### DATA EXTRACT
##########

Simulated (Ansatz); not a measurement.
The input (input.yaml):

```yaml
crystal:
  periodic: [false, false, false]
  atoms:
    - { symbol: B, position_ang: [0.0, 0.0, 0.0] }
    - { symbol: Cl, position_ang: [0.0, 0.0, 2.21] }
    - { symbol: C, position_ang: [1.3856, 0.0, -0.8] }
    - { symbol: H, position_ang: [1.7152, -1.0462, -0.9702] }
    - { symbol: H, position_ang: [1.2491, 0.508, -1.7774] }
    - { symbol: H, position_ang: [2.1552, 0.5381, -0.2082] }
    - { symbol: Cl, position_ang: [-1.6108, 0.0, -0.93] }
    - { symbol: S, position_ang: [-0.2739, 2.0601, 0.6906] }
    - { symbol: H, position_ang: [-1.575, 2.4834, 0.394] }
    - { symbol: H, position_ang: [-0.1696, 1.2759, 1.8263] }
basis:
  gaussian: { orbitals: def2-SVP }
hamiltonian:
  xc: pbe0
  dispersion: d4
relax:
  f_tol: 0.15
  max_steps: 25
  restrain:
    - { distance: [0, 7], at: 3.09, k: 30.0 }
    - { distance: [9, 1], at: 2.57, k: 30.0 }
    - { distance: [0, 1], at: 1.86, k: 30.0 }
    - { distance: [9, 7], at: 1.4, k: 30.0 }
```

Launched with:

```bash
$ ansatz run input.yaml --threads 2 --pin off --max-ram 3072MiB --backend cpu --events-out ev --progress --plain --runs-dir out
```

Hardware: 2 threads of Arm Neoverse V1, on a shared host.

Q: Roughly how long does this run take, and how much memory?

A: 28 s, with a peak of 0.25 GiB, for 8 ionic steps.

##########

### WORK ORDER
Reproduce the entries exactly, each one as given.

### ANSWER BOX
Simulated (Ansatz); not a measurement.
The input (input.yaml):

```yaml
crystal:
  periodic: [false, false, false]
  atoms:
    - { symbol: B, position_ang: [0.0, 0.0, 0.0] }
    - { symbol: Cl, position_ang: [0.0, 0.0, 2.21] }
    - { symbol: C, position_ang: [1.3856, 0.0, -0.8] }
    - { symbol: H, position_ang: [1.7152, -1.0462, -0.9702] }
    - { symbol: H, position_ang: [1.2491, 0.508, -1.7774] }
    - { symbol: H, position_ang: [2.1552, 0.5381, -0.2082] }
    - { symbol: Cl, position_ang: [-1.6108, 0.0, -0.93] }
    - { symbol: S, position_ang: [-0.2739, 2.0601, 0.6906] }
    - { symbol: H, position_ang: [-1.575, 2.4834, 0.394] }
    - { symbol: H, position_ang: [-0.1696, 1.2759, 1.8263] }
basis:
  gaussian: { orbitals: def2-SVP }
hamiltonian:
  xc: pbe0
  dispersion: d4
relax:
  f_tol: 0.15
  max_steps: 25
  restrain:
    - { distance: [0, 7], at: 3.09, k: 30.0 }
    - { distance: [9, 1], at: 2.57, k: 30.0 }
    - { distance: [0, 1], at: 1.86, k: 30.0 }
    - { distance: [9, 7], at: 1.4, k: 30.0 }
```

Launched with:

```bash
$ ansatz run input.yaml --threads 2 --pin off --max-ram 3072MiB --backend cpu --events-out ev --progress --plain --runs-dir out
```

Hardware: 2 threads of Arm Neoverse V1, on a shared host.

Q: Roughly how long does this run take, and how much memory?

A: 28 s, with a peak of 0.25 GiB, for 8 ionic steps.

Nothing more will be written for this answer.